Information provided:
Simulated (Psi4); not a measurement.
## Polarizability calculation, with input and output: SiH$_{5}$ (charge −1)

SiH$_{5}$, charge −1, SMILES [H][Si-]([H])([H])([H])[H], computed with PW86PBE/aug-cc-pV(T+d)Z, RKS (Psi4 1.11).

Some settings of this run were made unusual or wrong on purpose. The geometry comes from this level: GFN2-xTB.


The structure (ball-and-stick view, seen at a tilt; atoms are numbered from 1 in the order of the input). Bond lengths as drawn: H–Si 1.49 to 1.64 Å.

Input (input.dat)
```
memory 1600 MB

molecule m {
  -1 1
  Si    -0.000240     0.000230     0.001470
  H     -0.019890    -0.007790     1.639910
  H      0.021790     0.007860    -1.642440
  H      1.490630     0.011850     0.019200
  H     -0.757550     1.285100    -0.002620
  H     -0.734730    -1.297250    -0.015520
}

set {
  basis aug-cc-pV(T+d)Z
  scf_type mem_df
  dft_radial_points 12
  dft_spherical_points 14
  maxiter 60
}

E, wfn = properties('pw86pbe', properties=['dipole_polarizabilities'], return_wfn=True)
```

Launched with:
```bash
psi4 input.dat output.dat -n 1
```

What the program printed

Work item: From the material above, retype precisely the lines between the line holding "RKS (Psi4 1.11)." and the line holding "Some settings of", inclusive, and nothing beyond them.

Answer area:
SiH$_{5}$, charge −1, SMILES [H][Si-]([H])([H])([H])[H], computed with PW86PBE/aug-cc-pV(T+d)Z, RKS (Psi4 1.11).

Some settings of this run were made unusual or wrong on purpose. The geometry comes from this level: GFN2-xTB.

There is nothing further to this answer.